━━━━━━━━

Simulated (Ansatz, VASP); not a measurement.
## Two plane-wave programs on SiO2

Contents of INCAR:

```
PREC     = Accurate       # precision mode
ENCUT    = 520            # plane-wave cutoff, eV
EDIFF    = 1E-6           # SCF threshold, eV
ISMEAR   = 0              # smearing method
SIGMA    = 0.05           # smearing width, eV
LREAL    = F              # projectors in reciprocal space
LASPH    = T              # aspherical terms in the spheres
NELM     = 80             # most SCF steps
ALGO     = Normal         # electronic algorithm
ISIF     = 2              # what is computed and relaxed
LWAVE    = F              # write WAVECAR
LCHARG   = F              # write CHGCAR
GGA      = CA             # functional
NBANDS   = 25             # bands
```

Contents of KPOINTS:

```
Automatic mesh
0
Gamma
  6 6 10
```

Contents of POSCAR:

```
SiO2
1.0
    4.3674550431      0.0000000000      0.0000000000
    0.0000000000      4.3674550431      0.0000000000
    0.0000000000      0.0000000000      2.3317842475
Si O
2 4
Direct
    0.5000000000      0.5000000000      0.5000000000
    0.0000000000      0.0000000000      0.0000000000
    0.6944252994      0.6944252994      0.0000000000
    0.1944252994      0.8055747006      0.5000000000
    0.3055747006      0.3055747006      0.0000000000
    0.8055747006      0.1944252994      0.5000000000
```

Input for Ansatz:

━━━━━━━━

An exact transcript of all the records is the expected result.

Simulated (Ansatz, VASP); not a measurement.
## Two plane-wave programs on SiO2

Contents of INCAR:

```
PREC     = Accurate       # precision mode
ENCUT    = 520            # plane-wave cutoff, eV
EDIFF    = 1E-6           # SCF threshold, eV
ISMEAR   = 0              # smearing method
SIGMA    = 0.05           # smearing width, eV
LREAL    = F              # projectors in reciprocal space
LASPH    = T              # aspherical terms in the spheres
NELM     = 80             # most SCF steps
ALGO     = Normal         # electronic algorithm
ISIF     = 2              # what is computed and relaxed
LWAVE    = F              # write WAVECAR
LCHARG   = F              # write CHGCAR
GGA      = CA             # functional
NBANDS   = 25             # bands
```

Contents of KPOINTS:

```
Automatic mesh
0
Gamma
  6 6 10
```

Contents of POSCAR:

```
SiO2
1.0
    4.3674550431      0.0000000000      0.0000000000
    0.0000000000      4.3674550431      0.0000000000
    0.0000000000      0.0000000000      2.3317842475
Si O
2 4
Direct
    0.5000000000      0.5000000000      0.5000000000
    0.0000000000      0.0000000000      0.0000000000
    0.6944252994      0.6944252994      0.0000000000
    0.1944252994      0.8055747006      0.5000000000
    0.3055747006      0.3055747006      0.0000000000
    0.8055747006      0.1944252994      0.5000000000
```

Input for Ansatz:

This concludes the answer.